**Exercise data:**
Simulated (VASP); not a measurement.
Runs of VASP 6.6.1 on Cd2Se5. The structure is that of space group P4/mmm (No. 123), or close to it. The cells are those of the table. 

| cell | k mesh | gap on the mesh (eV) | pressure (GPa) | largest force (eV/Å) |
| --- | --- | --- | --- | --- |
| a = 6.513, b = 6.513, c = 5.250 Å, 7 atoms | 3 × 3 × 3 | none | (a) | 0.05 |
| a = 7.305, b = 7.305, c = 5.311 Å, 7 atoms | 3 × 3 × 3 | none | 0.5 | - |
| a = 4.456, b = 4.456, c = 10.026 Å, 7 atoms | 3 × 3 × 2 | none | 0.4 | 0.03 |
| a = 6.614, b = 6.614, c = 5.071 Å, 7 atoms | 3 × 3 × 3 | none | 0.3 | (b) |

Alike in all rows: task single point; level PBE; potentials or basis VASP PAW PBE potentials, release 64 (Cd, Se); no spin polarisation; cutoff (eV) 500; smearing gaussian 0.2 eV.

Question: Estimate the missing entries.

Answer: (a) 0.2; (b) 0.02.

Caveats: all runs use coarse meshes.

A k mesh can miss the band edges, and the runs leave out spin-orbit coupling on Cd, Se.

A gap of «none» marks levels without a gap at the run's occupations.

**Requirement:**
Could you restate, word for word, the lines above from the one with "Alike in all" to the one with "A k mesh can", both included?

**Exercise response:**
Alike in all rows: task single point; level PBE; potentials or basis VASP PAW PBE potentials, release 64 (Cd, Se); no spin polarisation; cutoff (eV) 500; smearing gaussian 0.2 eV.

Question: Estimate the missing entries.

Answer: (a) 0.2; (b) 0.02.

Caveats: all runs use coarse meshes.

A k mesh can miss the band edges, and the runs leave out spin-orbit coupling on Cd, Se.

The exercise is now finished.